= ACTIVITY =
Can you restate the records below word for word?

-- Opening Marker --
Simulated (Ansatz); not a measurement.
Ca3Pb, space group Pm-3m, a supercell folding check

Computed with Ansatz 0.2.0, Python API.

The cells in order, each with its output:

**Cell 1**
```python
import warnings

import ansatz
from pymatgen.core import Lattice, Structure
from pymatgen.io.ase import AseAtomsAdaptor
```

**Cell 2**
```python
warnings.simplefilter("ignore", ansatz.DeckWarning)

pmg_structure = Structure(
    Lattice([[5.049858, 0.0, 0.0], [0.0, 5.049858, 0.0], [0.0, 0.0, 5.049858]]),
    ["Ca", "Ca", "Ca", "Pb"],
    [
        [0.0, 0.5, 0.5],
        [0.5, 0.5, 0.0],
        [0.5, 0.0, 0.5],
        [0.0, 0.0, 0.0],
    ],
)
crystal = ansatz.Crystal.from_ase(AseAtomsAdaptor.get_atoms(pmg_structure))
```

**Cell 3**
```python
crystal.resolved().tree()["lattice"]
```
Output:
-- Closing Marker --

= ANSWER SPACE =
Simulated (Ansatz); not a measurement.
Ca3Pb, space group Pm-3m, a supercell folding check

Computed with Ansatz 0.2.0, Python API.

The cells in order, each with its output:

**Cell 1**
```python
import warnings

import ansatz
from pymatgen.core import Lattice, Structure
from pymatgen.io.ase import AseAtomsAdaptor
```

**Cell 2**
```python
warnings.simplefilter("ignore", ansatz.DeckWarning)

pmg_structure = Structure(
    Lattice([[5.049858, 0.0, 0.0], [0.0, 5.049858, 0.0], [0.0, 0.0, 5.049858]]),
    ["Ca", "Ca", "Ca", "Pb"],
    [
        [0.0, 0.5, 0.5],
        [0.5, 0.5, 0.0],
        [0.5, 0.0, 0.5],
        [0.0, 0.0, 0.0],
    ],
)
crystal = ansatz.Crystal.from_ase(AseAtomsAdaptor.get_atoms(pmg_structure))
```

**Cell 3**
```python
crystal.resolved().tree()["lattice"]
```
Output:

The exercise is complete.